* Stored data:
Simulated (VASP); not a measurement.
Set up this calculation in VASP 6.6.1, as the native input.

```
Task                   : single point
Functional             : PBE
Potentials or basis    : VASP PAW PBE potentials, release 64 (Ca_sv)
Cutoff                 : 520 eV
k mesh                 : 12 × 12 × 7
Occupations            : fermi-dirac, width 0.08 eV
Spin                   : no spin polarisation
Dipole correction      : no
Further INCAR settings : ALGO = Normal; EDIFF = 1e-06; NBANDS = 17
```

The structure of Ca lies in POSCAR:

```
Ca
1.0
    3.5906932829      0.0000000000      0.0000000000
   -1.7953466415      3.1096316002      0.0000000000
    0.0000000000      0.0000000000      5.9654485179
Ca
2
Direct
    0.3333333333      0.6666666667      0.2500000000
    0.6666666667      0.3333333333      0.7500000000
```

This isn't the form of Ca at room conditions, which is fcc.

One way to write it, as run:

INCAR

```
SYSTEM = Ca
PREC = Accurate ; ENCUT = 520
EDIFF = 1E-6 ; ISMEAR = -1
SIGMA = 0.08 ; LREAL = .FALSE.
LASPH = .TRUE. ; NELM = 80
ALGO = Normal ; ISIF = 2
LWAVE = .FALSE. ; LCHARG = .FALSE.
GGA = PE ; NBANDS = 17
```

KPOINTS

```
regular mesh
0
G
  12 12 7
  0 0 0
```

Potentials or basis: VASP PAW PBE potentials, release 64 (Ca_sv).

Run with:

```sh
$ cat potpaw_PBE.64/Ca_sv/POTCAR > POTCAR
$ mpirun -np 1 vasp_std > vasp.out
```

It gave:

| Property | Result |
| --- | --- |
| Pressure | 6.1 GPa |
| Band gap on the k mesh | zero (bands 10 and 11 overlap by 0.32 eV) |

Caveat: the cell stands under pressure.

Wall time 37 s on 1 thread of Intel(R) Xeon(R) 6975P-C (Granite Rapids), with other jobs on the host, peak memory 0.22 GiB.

* Work order:
Up to and including the line with "Caveat: the cell stands under pressure.", print every line of the records from the start.

* Task output:
Simulated (VASP); not a measurement.
Set up this calculation in VASP 6.6.1, as the native input.

```
Task                   : single point
Functional             : PBE
Potentials or basis    : VASP PAW PBE potentials, release 64 (Ca_sv)
Cutoff                 : 520 eV
k mesh                 : 12 × 12 × 7
Occupations            : fermi-dirac, width 0.08 eV
Spin                   : no spin polarisation
Dipole correction      : no
Further INCAR settings : ALGO = Normal; EDIFF = 1e-06; NBANDS = 17
```

The structure of Ca lies in POSCAR:

```
Ca
1.0
    3.5906932829      0.0000000000      0.0000000000
   -1.7953466415      3.1096316002      0.0000000000
    0.0000000000      0.0000000000      5.9654485179
Ca
2
Direct
    0.3333333333      0.6666666667      0.2500000000
    0.6666666667      0.3333333333      0.7500000000
```

This isn't the form of Ca at room conditions, which is fcc.

One way to write it, as run:

INCAR

```
SYSTEM = Ca
PREC = Accurate ; ENCUT = 520
EDIFF = 1E-6 ; ISMEAR = -1
SIGMA = 0.08 ; LREAL = .FALSE.
LASPH = .TRUE. ; NELM = 80
ALGO = Normal ; ISIF = 2
LWAVE = .FALSE. ; LCHARG = .FALSE.
GGA = PE ; NBANDS = 17
```

KPOINTS

```
regular mesh
0
G
  12 12 7
  0 0 0
```

Potentials or basis: VASP PAW PBE potentials, release 64 (Ca_sv).

Run with:

```sh
$ cat potpaw_PBE.64/Ca_sv/POTCAR > POTCAR
$ mpirun -np 1 vasp_std > vasp.out
```

It gave:

| Property | Result |
| --- | --- |
| Pressure | 6.1 GPa |
| Band gap on the k mesh | zero (bands 10 and 11 overlap by 0.32 eV) |

Caveat: the cell stands under pressure.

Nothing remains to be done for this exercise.